*WORK TASK:* Could you transcribe the material below exactly, without leaving out a single line?

*DATASET ENTRIES:*
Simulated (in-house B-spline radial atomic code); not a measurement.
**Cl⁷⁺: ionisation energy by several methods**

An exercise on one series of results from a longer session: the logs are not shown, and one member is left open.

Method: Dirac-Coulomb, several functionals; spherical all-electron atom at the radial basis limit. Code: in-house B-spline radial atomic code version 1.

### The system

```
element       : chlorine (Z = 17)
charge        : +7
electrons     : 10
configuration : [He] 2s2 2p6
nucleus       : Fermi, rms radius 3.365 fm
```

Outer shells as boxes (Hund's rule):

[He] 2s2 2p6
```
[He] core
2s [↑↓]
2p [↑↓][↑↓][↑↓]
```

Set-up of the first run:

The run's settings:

*EXERCISE ANSWER:*
Simulated (in-house B-spline radial atomic code); not a measurement.
**Cl⁷⁺: ionisation energy by several methods**

An exercise on one series of results from a longer session: the logs are not shown, and one member is left open.

Method: Dirac-Coulomb, several functionals; spherical all-electron atom at the radial basis limit. Code: in-house B-spline radial atomic code version 1.

### The system

```
element       : chlorine (Z = 17)
charge        : +7
electrons     : 10
configuration : [He] 2s2 2p6
nucleus       : Fermi, rms radius 3.365 fm
```

Outer shells as boxes (Hund's rule):

[He] 2s2 2p6
```
[He] core
2s [↑↓]
2p [↑↓][↑↓][↑↓]
```

Set-up of the first run:

The run's settings:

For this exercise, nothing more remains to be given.